Start of Block
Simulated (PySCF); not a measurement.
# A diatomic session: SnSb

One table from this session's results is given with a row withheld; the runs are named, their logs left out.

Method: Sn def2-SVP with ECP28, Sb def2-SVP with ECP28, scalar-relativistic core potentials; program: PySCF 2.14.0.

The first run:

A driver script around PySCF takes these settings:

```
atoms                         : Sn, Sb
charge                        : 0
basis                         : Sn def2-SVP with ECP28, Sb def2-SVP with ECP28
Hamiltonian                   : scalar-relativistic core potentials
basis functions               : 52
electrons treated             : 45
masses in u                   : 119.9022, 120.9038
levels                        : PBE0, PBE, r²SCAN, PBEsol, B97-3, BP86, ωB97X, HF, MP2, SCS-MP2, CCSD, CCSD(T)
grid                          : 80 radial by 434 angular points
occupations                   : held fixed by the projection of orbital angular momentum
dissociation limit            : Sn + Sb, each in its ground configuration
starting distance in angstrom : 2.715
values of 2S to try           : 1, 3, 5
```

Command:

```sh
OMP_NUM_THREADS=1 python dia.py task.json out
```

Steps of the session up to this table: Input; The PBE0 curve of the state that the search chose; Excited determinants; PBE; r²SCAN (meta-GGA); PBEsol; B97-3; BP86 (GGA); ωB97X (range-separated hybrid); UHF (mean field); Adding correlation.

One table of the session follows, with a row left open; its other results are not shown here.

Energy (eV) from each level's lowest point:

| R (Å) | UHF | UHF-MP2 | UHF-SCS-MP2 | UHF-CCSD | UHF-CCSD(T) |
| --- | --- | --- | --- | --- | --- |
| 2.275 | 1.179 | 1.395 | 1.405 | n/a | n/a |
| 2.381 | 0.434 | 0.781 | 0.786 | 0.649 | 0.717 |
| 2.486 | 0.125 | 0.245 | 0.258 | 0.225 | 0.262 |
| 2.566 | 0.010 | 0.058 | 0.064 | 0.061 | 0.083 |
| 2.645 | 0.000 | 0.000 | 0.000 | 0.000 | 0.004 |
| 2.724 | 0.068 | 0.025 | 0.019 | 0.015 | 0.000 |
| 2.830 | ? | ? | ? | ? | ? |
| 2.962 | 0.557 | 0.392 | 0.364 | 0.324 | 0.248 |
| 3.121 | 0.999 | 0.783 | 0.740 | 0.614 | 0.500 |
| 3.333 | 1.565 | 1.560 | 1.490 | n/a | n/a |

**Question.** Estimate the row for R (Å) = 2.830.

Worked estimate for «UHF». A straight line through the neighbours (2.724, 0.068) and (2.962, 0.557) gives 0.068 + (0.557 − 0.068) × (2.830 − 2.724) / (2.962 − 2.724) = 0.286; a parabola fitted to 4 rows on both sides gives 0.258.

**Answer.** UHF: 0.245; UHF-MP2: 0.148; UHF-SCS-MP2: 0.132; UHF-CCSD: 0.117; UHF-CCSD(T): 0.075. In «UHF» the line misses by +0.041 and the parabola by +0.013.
End of Block

● Work order:
All lines from the start of the entries through the line where "A driver script" sits should be duplicated exactly, with nothing else in the output.

● Result:
Simulated (PySCF); not a measurement.
# A diatomic session: SnSb

One table from this session's results is given with a row withheld; the runs are named, their logs left out.

Method: Sn def2-SVP with ECP28, Sb def2-SVP with ECP28, scalar-relativistic core potentials; program: PySCF 2.14.0.

The first run:

A driver script around PySCF takes these settings:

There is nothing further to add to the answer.